* Raw data
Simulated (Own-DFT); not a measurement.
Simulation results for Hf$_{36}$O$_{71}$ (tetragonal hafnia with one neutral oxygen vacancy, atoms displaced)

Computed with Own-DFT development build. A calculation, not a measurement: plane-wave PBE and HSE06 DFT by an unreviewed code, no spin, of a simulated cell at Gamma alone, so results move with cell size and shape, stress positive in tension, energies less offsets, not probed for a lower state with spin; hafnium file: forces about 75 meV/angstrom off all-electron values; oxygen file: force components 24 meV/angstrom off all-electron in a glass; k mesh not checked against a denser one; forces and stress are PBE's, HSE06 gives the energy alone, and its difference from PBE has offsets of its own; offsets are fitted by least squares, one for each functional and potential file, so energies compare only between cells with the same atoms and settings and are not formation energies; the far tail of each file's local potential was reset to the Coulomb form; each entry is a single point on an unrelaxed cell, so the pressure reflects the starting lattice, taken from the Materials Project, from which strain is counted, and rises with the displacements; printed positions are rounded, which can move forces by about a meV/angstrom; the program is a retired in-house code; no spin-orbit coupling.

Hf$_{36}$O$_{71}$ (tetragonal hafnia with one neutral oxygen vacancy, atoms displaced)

* Work item
The line containing "Simulation results for" marks the end: copy exactly every line from the top of the data above down to it, that line included.

* Task result
Simulated (Own-DFT); not a measurement.
Simulation results for Hf$_{36}$O$_{71}$ (tetragonal hafnia with one neutral oxygen vacancy, atoms displaced)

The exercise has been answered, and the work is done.